> **RECORD SET**
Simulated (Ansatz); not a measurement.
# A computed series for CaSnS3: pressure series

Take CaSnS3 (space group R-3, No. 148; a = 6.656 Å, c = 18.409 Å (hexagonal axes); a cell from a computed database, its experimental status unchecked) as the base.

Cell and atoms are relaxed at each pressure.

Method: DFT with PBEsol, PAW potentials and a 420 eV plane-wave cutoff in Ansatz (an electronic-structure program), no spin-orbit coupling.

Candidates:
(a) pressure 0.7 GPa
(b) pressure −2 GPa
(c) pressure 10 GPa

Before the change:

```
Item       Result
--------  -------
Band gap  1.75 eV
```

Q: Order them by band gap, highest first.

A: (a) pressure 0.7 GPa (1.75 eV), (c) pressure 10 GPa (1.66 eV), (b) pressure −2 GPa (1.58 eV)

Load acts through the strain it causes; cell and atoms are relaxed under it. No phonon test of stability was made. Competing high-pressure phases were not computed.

> **EXERCISE**
Going back to the entries above, set down exactly the lines that begin at the one with "Take CaSnS3 (space" and end at the one with "A: (a) pressure", both included, and nothing else.

> **YOUR RESPONSE**
Take CaSnS3 (space group R-3, No. 148; a = 6.656 Å, c = 18.409 Å (hexagonal axes); a cell from a computed database, its experimental status unchecked) as the base.

Cell and atoms are relaxed at each pressure.

Method: DFT with PBEsol, PAW potentials and a 420 eV plane-wave cutoff in Ansatz (an electronic-structure program), no spin-orbit coupling.

Candidates:
(a) pressure 0.7 GPa
(b) pressure −2 GPa
(c) pressure 10 GPa

Before the change:

```
Item       Result
--------  -------
Band gap  1.75 eV
```

Q: Order them by band gap, highest first.

A: (a) pressure 0.7 GPa (1.75 eV), (c) pressure 10 GPa (1.66 eV), (b) pressure −2 GPa (1.58 eV)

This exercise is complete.